:: Requirement ::
Lift out, unaltered, the lines of the material below between the line holding "Polyhedra are drawn" and the line holding "Q: What is the", counting both.

--
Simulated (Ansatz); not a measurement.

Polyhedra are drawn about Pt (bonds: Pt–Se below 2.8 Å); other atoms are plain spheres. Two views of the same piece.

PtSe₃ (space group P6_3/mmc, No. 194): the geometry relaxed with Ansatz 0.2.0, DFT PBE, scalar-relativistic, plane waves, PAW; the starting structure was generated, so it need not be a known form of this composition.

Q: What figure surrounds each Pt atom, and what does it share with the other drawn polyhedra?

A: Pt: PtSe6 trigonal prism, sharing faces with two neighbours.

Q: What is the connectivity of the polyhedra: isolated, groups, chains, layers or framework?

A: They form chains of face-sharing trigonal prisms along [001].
--

:: Written reply ::
Polyhedra are drawn about Pt (bonds: Pt–Se below 2.8 Å); other atoms are plain spheres. Two views of the same piece.

PtSe₃ (space group P6_3/mmc, No. 194): the geometry relaxed with Ansatz 0.2.0, DFT PBE, scalar-relativistic, plane waves, PAW; the starting structure was generated, so it need not be a known form of this composition.

Q: What figure surrounds each Pt atom, and what does it share with the other drawn polyhedra?

A: Pt: PtSe6 trigonal prism, sharing faces with two neighbours.

Q: What is the connectivity of the polyhedra: isolated, groups, chains, layers or framework?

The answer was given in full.